Given data:
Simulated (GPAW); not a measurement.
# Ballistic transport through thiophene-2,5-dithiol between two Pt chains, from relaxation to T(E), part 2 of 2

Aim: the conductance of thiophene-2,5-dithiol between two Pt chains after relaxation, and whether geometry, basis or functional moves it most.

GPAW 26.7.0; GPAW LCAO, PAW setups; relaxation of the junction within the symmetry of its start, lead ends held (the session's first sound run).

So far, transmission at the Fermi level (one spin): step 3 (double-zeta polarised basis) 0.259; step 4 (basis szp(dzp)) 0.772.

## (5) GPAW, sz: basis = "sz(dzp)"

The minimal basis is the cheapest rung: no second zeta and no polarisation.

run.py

Work task:
A complete, exact repeat of the records is the required answer.

Written answer:
Simulated (GPAW); not a measurement.
# Ballistic transport through thiophene-2,5-dithiol between two Pt chains, from relaxation to T(E), part 2 of 2

Aim: the conductance of thiophene-2,5-dithiol between two Pt chains after relaxation, and whether geometry, basis or functional moves it most.

GPAW 26.7.0; GPAW LCAO, PAW setups; relaxation of the junction within the symmetry of its start, lead ends held (the session's first sound run).

So far, transmission at the Fermi level (one spin): step 3 (double-zeta polarised basis) 0.259; step 4 (basis szp(dzp)) 0.772.

## (5) GPAW, sz: basis = "sz(dzp)"

The minimal basis is the cheapest rung: no second zeta and no polarisation.

run.py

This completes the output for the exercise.